** Source material follows **
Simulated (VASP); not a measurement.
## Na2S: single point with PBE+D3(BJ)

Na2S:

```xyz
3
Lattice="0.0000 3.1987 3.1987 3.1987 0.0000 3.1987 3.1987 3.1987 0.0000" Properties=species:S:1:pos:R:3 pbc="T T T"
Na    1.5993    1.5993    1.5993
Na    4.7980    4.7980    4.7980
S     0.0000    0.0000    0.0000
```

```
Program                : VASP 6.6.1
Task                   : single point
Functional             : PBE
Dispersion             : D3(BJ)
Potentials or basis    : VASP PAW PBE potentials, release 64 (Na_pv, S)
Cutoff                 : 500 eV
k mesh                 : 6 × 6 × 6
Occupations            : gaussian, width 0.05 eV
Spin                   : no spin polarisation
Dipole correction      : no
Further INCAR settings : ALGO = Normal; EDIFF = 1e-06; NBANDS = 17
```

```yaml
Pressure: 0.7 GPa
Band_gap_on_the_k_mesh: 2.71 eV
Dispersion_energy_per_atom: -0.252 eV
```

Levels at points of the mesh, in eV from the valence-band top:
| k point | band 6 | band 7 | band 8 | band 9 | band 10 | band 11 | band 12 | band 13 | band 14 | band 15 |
** End of Source material **

▸ **Assigned task**
Retype the data in full, exactly.

▸ **Worked solution**
Simulated (VASP); not a measurement.
## Na2S: single point with PBE+D3(BJ)

Na2S:

```xyz
3
Lattice="0.0000 3.1987 3.1987 3.1987 0.0000 3.1987 3.1987 3.1987 0.0000" Properties=species:S:1:pos:R:3 pbc="T T T"
Na    1.5993    1.5993    1.5993
Na    4.7980    4.7980    4.7980
S     0.0000    0.0000    0.0000
```

```
Program                : VASP 6.6.1
Task                   : single point
Functional             : PBE
Dispersion             : D3(BJ)
Potentials or basis    : VASP PAW PBE potentials, release 64 (Na_pv, S)
Cutoff                 : 500 eV
k mesh                 : 6 × 6 × 6
Occupations            : gaussian, width 0.05 eV
Spin                   : no spin polarisation
Dipole correction      : no
Further INCAR settings : ALGO = Normal; EDIFF = 1e-06; NBANDS = 17
```

```yaml
Pressure: 0.7 GPa
Band_gap_on_the_k_mesh: 2.71 eV
Dispersion_energy_per_atom: -0.252 eV
```

Levels at points of the mesh, in eV from the valence-band top:
| k point | band 6 | band 7 | band 8 | band 9 | band 10 | band 11 | band 12 | band 13 | band 14 | band 15 |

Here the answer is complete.